- [DATASET]
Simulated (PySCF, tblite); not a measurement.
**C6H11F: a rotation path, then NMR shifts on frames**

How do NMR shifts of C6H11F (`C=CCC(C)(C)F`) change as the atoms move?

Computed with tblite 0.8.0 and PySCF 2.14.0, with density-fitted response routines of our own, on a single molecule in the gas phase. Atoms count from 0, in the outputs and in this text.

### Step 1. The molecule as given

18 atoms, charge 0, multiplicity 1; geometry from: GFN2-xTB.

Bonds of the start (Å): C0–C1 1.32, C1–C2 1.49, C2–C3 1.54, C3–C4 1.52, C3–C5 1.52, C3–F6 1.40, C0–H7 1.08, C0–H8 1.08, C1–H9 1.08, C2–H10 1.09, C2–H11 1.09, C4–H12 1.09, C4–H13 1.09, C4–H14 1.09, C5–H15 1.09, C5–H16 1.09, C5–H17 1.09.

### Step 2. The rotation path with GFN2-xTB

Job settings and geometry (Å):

- [BRIEF]
The only acceptable answer is the full set of entries, repeated exactly.

- [TASK RESULT]
Simulated (PySCF, tblite); not a measurement.
**C6H11F: a rotation path, then NMR shifts on frames**

How do NMR shifts of C6H11F (`C=CCC(C)(C)F`) change as the atoms move?

Computed with tblite 0.8.0 and PySCF 2.14.0, with density-fitted response routines of our own, on a single molecule in the gas phase. Atoms count from 0, in the outputs and in this text.

### Step 1. The molecule as given

18 atoms, charge 0, multiplicity 1; geometry from: GFN2-xTB.

Bonds of the start (Å): C0–C1 1.32, C1–C2 1.49, C2–C3 1.54, C3–C4 1.52, C3–C5 1.52, C3–F6 1.40, C0–H7 1.08, C0–H8 1.08, C1–H9 1.08, C2–H10 1.09, C2–H11 1.09, C4–H12 1.09, C4–H13 1.09, C4–H14 1.09, C5–H15 1.09, C5–H16 1.09, C5–H17 1.09.

### Step 2. The rotation path with GFN2-xTB

Job settings and geometry (Å):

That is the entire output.